**Work item**
Repeat the entries beneath in their entirety, precisely as given.

**Dataset entries**
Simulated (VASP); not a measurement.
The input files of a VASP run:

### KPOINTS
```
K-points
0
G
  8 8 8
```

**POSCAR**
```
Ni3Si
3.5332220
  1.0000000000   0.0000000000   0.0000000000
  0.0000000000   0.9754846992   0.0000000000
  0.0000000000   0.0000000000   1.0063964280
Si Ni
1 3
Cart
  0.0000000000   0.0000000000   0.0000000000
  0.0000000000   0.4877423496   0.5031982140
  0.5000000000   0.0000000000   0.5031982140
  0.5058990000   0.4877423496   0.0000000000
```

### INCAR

**Exercise output**
Simulated (VASP); not a measurement.
The input files of a VASP run:

### KPOINTS
```
K-points
0
G
  8 8 8
```

**POSCAR**
```
Ni3Si
3.5332220
  1.0000000000   0.0000000000   0.0000000000
  0.0000000000   0.9754846992   0.0000000000
  0.0000000000   0.0000000000   1.0063964280
Si Ni
1 3
Cart
  0.0000000000   0.0000000000   0.0000000000
  0.0000000000   0.4877423496   0.5031982140
  0.5000000000   0.0000000000   0.5031982140
  0.5058990000   0.4877423496   0.0000000000
```

### INCAR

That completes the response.